**Data extract:**
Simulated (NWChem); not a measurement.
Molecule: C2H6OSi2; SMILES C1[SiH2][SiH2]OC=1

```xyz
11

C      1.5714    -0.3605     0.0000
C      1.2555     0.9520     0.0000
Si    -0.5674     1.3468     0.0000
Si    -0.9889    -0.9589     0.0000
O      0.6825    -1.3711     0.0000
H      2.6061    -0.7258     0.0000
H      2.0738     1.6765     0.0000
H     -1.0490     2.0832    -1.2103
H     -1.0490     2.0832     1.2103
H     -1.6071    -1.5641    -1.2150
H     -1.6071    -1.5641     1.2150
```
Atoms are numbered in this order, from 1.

**Assignment:**
Retype the whole listing above, line for line and exactly.

**Problem solution:**
Simulated (NWChem); not a measurement.
Molecule: C2H6OSi2; SMILES C1[SiH2][SiH2]OC=1

```xyz
11

C      1.5714    -0.3605     0.0000
C      1.2555     0.9520     0.0000
Si    -0.5674     1.3468     0.0000
Si    -0.9889    -0.9589     0.0000
O      0.6825    -1.3711     0.0000
H      2.6061    -0.7258     0.0000
H      2.0738     1.6765     0.0000
H     -1.0490     2.0832    -1.2103
H     -1.0490     2.0832     1.2103
H     -1.6071    -1.5641    -1.2150
H     -1.6071    -1.5641     1.2150
```
Atoms are numbered in this order, from 1.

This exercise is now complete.